Records provided:
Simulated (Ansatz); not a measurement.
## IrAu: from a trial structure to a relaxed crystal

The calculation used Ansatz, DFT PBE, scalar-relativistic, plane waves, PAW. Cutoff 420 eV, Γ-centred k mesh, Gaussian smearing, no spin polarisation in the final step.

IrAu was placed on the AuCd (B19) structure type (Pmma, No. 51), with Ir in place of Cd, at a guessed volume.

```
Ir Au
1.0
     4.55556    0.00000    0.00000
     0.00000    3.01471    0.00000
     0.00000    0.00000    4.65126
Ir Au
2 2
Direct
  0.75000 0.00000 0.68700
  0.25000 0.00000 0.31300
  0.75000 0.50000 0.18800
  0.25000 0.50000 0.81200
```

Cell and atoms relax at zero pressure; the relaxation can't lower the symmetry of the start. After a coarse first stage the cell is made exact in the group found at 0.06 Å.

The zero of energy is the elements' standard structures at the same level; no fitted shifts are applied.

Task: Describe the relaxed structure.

Work item:
Please give back all of the records exactly as written.

Response area:
Simulated (Ansatz); not a measurement.
## IrAu: from a trial structure to a relaxed crystal

The calculation used Ansatz, DFT PBE, scalar-relativistic, plane waves, PAW. Cutoff 420 eV, Γ-centred k mesh, Gaussian smearing, no spin polarisation in the final step.

IrAu was placed on the AuCd (B19) structure type (Pmma, No. 51), with Ir in place of Cd, at a guessed volume.

```
Ir Au
1.0
     4.55556    0.00000    0.00000
     0.00000    3.01471    0.00000
     0.00000    0.00000    4.65126
Ir Au
2 2
Direct
  0.75000 0.00000 0.68700
  0.25000 0.00000 0.31300
  0.75000 0.50000 0.18800
  0.25000 0.50000 0.81200
```

Cell and atoms relax at zero pressure; the relaxation can't lower the symmetry of the start. After a coarse first stage the cell is made exact in the group found at 0.06 Å.

The zero of energy is the elements' standard structures at the same level; no fitted shifts are applied.

Task: Describe the relaxed structure.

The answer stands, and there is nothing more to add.